**Action item**. From the first line of the records down to the one that holds "the run finishes: E(SCF) = -87.533908 Eh.", transcribe each line exactly and add nothing.

**Input data**.
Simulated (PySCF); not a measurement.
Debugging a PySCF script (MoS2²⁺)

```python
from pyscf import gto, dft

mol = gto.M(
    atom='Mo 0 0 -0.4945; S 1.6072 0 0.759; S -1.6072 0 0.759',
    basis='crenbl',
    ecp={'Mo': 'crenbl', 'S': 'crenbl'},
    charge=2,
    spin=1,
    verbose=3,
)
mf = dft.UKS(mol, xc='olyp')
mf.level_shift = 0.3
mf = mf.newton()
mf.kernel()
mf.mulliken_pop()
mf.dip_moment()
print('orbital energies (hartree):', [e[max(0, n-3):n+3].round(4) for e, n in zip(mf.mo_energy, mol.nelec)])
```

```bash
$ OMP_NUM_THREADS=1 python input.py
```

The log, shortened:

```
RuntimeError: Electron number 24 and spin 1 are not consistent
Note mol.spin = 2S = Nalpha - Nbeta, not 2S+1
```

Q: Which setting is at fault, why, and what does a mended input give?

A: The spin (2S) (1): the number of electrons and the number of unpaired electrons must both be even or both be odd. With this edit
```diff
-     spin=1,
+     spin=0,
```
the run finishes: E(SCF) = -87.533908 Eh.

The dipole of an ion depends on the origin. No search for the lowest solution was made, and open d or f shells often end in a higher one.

**Result**.
Simulated (PySCF); not a measurement.
Debugging a PySCF script (MoS2²⁺)

```python
from pyscf import gto, dft

mol = gto.M(
    atom='Mo 0 0 -0.4945; S 1.6072 0 0.759; S -1.6072 0 0.759',
    basis='crenbl',
    ecp={'Mo': 'crenbl', 'S': 'crenbl'},
    charge=2,
    spin=1,
    verbose=3,
)
mf = dft.UKS(mol, xc='olyp')
mf.level_shift = 0.3
mf = mf.newton()
mf.kernel()
mf.mulliken_pop()
mf.dip_moment()
print('orbital energies (hartree):', [e[max(0, n-3):n+3].round(4) for e, n in zip(mf.mo_energy, mol.nelec)])
```

```bash
$ OMP_NUM_THREADS=1 python input.py
```

The log, shortened:

```
RuntimeError: Electron number 24 and spin 1 are not consistent
Note mol.spin = 2S = Nalpha - Nbeta, not 2S+1
```

Q: Which setting is at fault, why, and what does a mended input give?

A: The spin (2S) (1): the number of electrons and the number of unpaired electrons must both be even or both be odd. With this edit
```diff
-     spin=1,
+     spin=0,
```
the run finishes: E(SCF) = -87.533908 Eh.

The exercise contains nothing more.